Given information
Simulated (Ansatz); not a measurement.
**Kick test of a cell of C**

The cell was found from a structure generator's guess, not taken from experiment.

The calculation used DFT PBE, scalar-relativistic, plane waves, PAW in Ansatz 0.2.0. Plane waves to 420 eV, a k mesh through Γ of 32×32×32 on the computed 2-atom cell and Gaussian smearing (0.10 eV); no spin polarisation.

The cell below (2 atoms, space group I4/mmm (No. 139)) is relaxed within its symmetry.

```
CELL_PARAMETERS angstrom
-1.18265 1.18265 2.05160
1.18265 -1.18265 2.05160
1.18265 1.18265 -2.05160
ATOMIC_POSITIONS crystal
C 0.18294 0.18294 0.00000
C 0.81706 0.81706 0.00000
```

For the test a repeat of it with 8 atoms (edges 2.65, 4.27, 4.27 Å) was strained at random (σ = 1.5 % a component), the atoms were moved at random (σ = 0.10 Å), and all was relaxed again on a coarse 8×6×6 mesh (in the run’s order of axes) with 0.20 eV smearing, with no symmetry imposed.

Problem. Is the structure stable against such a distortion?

Work order
Reproduce exactly the lines that run from the start of the records to the line with "The cell was", both included.

Expected answer
Simulated (Ansatz); not a measurement.
**Kick test of a cell of C**

The cell was found from a structure generator's guess, not taken from experiment.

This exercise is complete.